[Assigned task] For the listing that follows, give again exactly the lines from the one with "Problem. What does" to the one with "Solution. Zero (band", including both.

※ ※ ※

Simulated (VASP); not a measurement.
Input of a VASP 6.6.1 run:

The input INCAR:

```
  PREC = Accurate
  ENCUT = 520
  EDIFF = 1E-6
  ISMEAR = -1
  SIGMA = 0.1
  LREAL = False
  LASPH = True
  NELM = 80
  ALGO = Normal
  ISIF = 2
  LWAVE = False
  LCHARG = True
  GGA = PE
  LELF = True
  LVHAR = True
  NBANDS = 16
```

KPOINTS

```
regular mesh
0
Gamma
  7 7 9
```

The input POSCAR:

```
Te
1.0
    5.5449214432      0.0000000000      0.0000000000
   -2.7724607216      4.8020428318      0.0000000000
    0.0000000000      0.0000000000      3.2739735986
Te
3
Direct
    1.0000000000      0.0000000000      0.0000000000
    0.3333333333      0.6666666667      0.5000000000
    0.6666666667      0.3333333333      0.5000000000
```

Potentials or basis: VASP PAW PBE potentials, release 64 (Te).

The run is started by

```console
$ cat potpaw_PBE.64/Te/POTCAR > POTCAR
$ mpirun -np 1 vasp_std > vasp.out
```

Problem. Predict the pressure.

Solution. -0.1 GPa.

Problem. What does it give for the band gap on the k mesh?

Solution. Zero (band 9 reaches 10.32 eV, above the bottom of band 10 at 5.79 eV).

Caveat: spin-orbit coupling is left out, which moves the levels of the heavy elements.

※ ※ ※

[Exercise answer]
Problem. What does it give for the band gap on the k mesh?

Solution. Zero (band 9 reaches 10.32 eV, above the bottom of band 10 at 5.79 eV).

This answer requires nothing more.